» **Assigned task**
The answer is to be an exact copy of the lines below running from the line with "Input of a VASP" down to the line with "(1) 1.21 eV, direct.", both ends included, and nothing more.

=======

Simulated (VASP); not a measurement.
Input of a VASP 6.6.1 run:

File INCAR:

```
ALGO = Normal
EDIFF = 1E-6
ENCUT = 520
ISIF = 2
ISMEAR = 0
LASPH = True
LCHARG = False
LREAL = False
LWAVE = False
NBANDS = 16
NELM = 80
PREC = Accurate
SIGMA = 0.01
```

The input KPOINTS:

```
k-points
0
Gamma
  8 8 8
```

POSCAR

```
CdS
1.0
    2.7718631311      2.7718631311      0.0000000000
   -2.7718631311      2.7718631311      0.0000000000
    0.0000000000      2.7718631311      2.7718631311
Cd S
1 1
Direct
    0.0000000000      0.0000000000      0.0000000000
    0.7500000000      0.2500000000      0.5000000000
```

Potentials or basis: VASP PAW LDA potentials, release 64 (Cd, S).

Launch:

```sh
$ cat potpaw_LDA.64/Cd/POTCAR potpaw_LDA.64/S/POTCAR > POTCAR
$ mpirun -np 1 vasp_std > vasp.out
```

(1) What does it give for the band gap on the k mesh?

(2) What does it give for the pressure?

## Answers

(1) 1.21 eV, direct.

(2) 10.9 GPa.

=======

» **Task answer**
Input of a VASP 6.6.1 run:

File INCAR:

```
ALGO = Normal
EDIFF = 1E-6
ENCUT = 520
ISIF = 2
ISMEAR = 0
LASPH = True
LCHARG = False
LREAL = False
LWAVE = False
NBANDS = 16
NELM = 80
PREC = Accurate
SIGMA = 0.01
```

The input KPOINTS:

```
k-points
0
Gamma
  8 8 8
```

POSCAR

```
CdS
1.0
    2.7718631311      2.7718631311      0.0000000000
   -2.7718631311      2.7718631311      0.0000000000
    0.0000000000      2.7718631311      2.7718631311
Cd S
1 1
Direct
    0.0000000000      0.0000000000      0.0000000000
    0.7500000000      0.2500000000      0.5000000000
```

Potentials or basis: VASP PAW LDA potentials, release 64 (Cd, S).

Launch:

```sh
$ cat potpaw_LDA.64/Cd/POTCAR potpaw_LDA.64/S/POTCAR > POTCAR
$ mpirun -np 1 vasp_std > vasp.out
```

(1) What does it give for the band gap on the k mesh?

(2) What does it give for the pressure?

## Answers

(1) 1.21 eV, direct.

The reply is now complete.